= Records provided =
━━━━
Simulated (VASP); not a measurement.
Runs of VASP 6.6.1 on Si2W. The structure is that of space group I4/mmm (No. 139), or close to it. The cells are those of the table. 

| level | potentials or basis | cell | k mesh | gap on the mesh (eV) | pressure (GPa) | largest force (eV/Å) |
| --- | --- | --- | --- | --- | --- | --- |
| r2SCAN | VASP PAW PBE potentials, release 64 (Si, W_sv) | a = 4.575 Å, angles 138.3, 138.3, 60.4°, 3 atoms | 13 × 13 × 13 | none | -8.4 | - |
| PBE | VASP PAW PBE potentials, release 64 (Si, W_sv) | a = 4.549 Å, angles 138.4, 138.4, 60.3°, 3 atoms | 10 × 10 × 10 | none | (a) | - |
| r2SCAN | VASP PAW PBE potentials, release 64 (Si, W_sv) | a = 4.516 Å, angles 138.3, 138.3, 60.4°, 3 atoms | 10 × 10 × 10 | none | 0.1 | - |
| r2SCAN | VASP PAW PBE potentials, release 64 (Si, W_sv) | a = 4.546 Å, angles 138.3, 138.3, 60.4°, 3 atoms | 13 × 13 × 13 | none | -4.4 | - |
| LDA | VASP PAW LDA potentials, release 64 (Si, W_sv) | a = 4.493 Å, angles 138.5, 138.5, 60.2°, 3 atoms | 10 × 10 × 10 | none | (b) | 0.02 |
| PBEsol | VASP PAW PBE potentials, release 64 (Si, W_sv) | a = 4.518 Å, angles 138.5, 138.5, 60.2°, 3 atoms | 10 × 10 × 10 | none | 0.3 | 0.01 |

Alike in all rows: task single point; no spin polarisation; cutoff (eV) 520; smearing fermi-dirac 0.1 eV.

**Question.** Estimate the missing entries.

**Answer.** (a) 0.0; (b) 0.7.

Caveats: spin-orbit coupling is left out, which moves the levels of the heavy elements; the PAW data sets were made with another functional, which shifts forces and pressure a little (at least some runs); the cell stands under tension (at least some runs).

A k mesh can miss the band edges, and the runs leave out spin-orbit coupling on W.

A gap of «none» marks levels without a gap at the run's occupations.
━━━━

= Work order =
Emit, unaltered, the lines from the top of the listing down through the line that holds "none | -4.4 | - |"; emit nothing else.

= Worked solution =
Simulated (VASP); not a measurement.
Runs of VASP 6.6.1 on Si2W. The structure is that of space group I4/mmm (No. 139), or close to it. The cells are those of the table. 

| level | potentials or basis | cell | k mesh | gap on the mesh (eV) | pressure (GPa) | largest force (eV/Å) |
| --- | --- | --- | --- | --- | --- | --- |
| r2SCAN | VASP PAW PBE potentials, release 64 (Si, W_sv) | a = 4.575 Å, angles 138.3, 138.3, 60.4°, 3 atoms | 13 × 13 × 13 | none | -8.4 | - |
| PBE | VASP PAW PBE potentials, release 64 (Si, W_sv) | a = 4.549 Å, angles 138.4, 138.4, 60.3°, 3 atoms | 10 × 10 × 10 | none | (a) | - |
| r2SCAN | VASP PAW PBE potentials, release 64 (Si, W_sv) | a = 4.516 Å, angles 138.3, 138.3, 60.4°, 3 atoms | 10 × 10 × 10 | none | 0.1 | - |
| r2SCAN | VASP PAW PBE potentials, release 64 (Si, W_sv) | a = 4.546 Å, angles 138.3, 138.3, 60.4°, 3 atoms | 13 × 13 × 13 | none | -4.4 | - |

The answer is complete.